[WORK ORDER]: From the first line to the last, reproduce the material exactly.

[DATA EXCERPTS]:
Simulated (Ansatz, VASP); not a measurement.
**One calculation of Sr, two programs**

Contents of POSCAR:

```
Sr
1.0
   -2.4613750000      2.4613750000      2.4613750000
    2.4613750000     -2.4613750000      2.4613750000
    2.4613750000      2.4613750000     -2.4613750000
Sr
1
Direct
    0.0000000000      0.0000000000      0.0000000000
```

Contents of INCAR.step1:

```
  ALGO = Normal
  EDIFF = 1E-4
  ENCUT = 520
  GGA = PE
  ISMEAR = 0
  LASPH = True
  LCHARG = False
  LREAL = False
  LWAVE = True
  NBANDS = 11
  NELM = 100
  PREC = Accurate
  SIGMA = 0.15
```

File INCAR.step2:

[PROBLEM SOLUTION]:
Simulated (Ansatz, VASP); not a measurement.
**One calculation of Sr, two programs**

Contents of POSCAR:

```
Sr
1.0
   -2.4613750000      2.4613750000      2.4613750000
    2.4613750000     -2.4613750000      2.4613750000
    2.4613750000      2.4613750000     -2.4613750000
Sr
1
Direct
    0.0000000000      0.0000000000      0.0000000000
```

Contents of INCAR.step1:

```
  ALGO = Normal
  EDIFF = 1E-4
  ENCUT = 520
  GGA = PE
  ISMEAR = 0
  LASPH = True
  LCHARG = False
  LREAL = False
  LWAVE = True
  NBANDS = 11
  NELM = 100
  PREC = Accurate
  SIGMA = 0.15
```

File INCAR.step2:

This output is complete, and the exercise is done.